### WORK ORDER
Each line of the data below must be reproduced without any change.

### EXTRACTED MATERIAL
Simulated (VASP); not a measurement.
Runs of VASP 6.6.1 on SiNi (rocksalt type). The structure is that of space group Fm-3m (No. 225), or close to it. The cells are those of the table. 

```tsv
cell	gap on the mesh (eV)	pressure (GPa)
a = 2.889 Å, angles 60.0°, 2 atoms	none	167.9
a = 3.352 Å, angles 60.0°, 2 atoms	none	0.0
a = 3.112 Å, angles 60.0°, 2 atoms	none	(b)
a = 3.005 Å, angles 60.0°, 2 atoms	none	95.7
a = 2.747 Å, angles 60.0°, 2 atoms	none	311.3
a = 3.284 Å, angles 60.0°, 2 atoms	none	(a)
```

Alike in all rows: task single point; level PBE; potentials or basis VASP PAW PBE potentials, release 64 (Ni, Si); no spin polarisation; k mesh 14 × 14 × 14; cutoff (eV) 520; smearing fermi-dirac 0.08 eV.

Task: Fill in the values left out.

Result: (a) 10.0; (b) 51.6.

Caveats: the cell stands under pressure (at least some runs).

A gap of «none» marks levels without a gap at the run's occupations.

### TASK OUTPUT
Simulated (VASP); not a measurement.
Runs of VASP 6.6.1 on SiNi (rocksalt type). The structure is that of space group Fm-3m (No. 225), or close to it. The cells are those of the table. 

```tsv
cell	gap on the mesh (eV)	pressure (GPa)
a = 2.889 Å, angles 60.0°, 2 atoms	none	167.9
a = 3.352 Å, angles 60.0°, 2 atoms	none	0.0
a = 3.112 Å, angles 60.0°, 2 atoms	none	(b)
a = 3.005 Å, angles 60.0°, 2 atoms	none	95.7
a = 2.747 Å, angles 60.0°, 2 atoms	none	311.3
a = 3.284 Å, angles 60.0°, 2 atoms	none	(a)
```

Alike in all rows: task single point; level PBE; potentials or basis VASP PAW PBE potentials, release 64 (Ni, Si); no spin polarisation; k mesh 14 × 14 × 14; cutoff (eV) 520; smearing fermi-dirac 0.08 eV.

Task: Fill in the values left out.

Result: (a) 10.0; (b) 51.6.

Caveats: the cell stands under pressure (at least some runs).

A gap of «none» marks levels without a gap at the run's occupations.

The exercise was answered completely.